» **Work item**
Return only the lines from the top of the material through the line marked by "Alike in all", unaltered.

» **Provided records**
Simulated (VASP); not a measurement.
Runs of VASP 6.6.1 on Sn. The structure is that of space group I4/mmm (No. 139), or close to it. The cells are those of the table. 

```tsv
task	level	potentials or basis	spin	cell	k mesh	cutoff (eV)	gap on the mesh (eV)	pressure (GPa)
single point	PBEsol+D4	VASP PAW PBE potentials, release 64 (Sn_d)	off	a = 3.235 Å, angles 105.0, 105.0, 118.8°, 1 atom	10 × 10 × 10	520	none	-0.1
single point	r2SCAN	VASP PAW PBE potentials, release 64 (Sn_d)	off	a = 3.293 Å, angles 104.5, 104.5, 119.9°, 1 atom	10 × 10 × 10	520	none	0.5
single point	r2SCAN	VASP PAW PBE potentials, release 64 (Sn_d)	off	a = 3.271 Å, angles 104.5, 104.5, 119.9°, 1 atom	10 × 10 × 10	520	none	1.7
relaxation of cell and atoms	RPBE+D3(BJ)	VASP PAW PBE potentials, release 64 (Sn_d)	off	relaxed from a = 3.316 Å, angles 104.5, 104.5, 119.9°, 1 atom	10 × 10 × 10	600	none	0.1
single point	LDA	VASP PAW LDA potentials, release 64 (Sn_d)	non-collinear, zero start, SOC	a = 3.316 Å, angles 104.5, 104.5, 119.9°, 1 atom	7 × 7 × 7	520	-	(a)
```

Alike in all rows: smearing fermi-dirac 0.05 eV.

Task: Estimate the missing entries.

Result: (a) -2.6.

» **Solution**
Simulated (VASP); not a measurement.
Runs of VASP 6.6.1 on Sn. The structure is that of space group I4/mmm (No. 139), or close to it. The cells are those of the table. 

```tsv
task	level	potentials or basis	spin	cell	k mesh	cutoff (eV)	gap on the mesh (eV)	pressure (GPa)
single point	PBEsol+D4	VASP PAW PBE potentials, release 64 (Sn_d)	off	a = 3.235 Å, angles 105.0, 105.0, 118.8°, 1 atom	10 × 10 × 10	520	none	-0.1
single point	r2SCAN	VASP PAW PBE potentials, release 64 (Sn_d)	off	a = 3.293 Å, angles 104.5, 104.5, 119.9°, 1 atom	10 × 10 × 10	520	none	0.5
single point	r2SCAN	VASP PAW PBE potentials, release 64 (Sn_d)	off	a = 3.271 Å, angles 104.5, 104.5, 119.9°, 1 atom	10 × 10 × 10	520	none	1.7
relaxation of cell and atoms	RPBE+D3(BJ)	VASP PAW PBE potentials, release 64 (Sn_d)	off	relaxed from a = 3.316 Å, angles 104.5, 104.5, 119.9°, 1 atom	10 × 10 × 10	600	none	0.1
single point	LDA	VASP PAW LDA potentials, release 64 (Sn_d)	non-collinear, zero start, SOC	a = 3.316 Å, angles 104.5, 104.5, 119.9°, 1 atom	7 × 7 × 7	520	-	(a)
```

Alike in all rows: smearing fermi-dirac 0.05 eV.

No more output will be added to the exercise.